Data provided —
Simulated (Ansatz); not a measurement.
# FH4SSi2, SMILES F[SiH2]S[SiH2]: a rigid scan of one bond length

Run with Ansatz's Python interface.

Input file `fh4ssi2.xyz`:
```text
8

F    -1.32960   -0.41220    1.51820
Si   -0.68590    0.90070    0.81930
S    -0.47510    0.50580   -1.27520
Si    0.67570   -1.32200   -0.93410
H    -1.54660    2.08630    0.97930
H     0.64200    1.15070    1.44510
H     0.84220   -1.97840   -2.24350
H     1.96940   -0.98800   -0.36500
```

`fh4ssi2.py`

Task item — Nothing should be left out. Reproduce all the entries precisely.

Response —
Simulated (Ansatz); not a measurement.
# FH4SSi2, SMILES F[SiH2]S[SiH2]: a rigid scan of one bond length

Run with Ansatz's Python interface.

Input file `fh4ssi2.xyz`:
```text
8

F    -1.32960   -0.41220    1.51820
Si   -0.68590    0.90070    0.81930
S    -0.47510    0.50580   -1.27520
Si    0.67570   -1.32200   -0.93410
H    -1.54660    2.08630    0.97930
H     0.64200    1.15070    1.44510
H     0.84220   -1.97840   -2.24350
H     1.96940   -0.98800   -0.36500
```

`fh4ssi2.py`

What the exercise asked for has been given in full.